______________________________
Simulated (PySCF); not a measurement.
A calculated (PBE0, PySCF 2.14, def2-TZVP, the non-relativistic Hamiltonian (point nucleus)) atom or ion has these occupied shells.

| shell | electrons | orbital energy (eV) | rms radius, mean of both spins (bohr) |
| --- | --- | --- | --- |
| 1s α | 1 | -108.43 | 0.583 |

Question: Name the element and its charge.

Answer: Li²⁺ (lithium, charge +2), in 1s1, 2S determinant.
______________________________

Copy out the full set of records precisely, leaving nothing out.

Simulated (PySCF); not a measurement.
A calculated (PBE0, PySCF 2.14, def2-TZVP, the non-relativistic Hamiltonian (point nucleus)) atom or ion has these occupied shells.

| shell | electrons | orbital energy (eV) | rms radius, mean of both spins (bohr) |
| --- | --- | --- | --- |
| 1s α | 1 | -108.43 | 0.583 |

Question: Name the element and its charge.

Answer: Li²⁺ (lithium, charge +2), in 1s1, 2S determinant.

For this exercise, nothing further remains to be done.